The first line of the data below and every line after it, through the one with "Change from the", must be transcribed without change.

--

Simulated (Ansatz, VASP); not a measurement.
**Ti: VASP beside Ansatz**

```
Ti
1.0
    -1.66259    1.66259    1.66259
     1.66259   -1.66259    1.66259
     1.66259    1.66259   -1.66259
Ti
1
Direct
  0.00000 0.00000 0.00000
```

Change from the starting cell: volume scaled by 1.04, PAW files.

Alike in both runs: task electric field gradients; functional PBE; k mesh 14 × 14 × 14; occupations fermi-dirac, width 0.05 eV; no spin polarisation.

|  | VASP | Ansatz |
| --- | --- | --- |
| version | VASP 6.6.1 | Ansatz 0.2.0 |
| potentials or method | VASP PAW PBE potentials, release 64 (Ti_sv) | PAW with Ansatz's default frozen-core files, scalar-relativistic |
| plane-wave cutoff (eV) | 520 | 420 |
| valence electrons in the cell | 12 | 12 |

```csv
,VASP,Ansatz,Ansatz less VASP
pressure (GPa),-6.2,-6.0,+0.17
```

--

» Exercise response:
Simulated (Ansatz, VASP); not a measurement.
**Ti: VASP beside Ansatz**

```
Ti
1.0
    -1.66259    1.66259    1.66259
     1.66259   -1.66259    1.66259
     1.66259    1.66259   -1.66259
Ti
1
Direct
  0.00000 0.00000 0.00000
```

Change from the starting cell: volume scaled by 1.04, PAW files.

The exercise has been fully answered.